[The data]
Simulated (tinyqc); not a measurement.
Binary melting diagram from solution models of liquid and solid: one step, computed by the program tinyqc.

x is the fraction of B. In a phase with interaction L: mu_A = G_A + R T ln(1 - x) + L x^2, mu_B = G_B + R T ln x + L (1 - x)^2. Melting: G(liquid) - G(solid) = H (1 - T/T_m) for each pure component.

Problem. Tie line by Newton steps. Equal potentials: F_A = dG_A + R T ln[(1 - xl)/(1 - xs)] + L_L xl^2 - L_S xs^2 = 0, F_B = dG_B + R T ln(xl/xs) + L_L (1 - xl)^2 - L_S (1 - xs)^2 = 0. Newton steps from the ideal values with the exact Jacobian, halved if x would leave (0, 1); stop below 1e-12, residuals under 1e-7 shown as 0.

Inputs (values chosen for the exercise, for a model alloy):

[Assignment]
Set the records down again in full, exactly as they read.

[Written solution]
Simulated (tinyqc); not a measurement.
Binary melting diagram from solution models of liquid and solid: one step, computed by the program tinyqc.

x is the fraction of B. In a phase with interaction L: mu_A = G_A + R T ln(1 - x) + L x^2, mu_B = G_B + R T ln x + L (1 - x)^2. Melting: G(liquid) - G(solid) = H (1 - T/T_m) for each pure component.

Problem. Tie line by Newton steps. Equal potentials: F_A = dG_A + R T ln[(1 - xl)/(1 - xs)] + L_L xl^2 - L_S xs^2 = 0, F_B = dG_B + R T ln(xl/xs) + L_L (1 - xl)^2 - L_S (1 - xs)^2 = 0. Newton steps from the ideal values with the exact Jacobian, halved if x would leave (0, 1); stop below 1e-12, residuals under 1e-7 shown as 0.

Inputs (values chosen for the exercise, for a model alloy):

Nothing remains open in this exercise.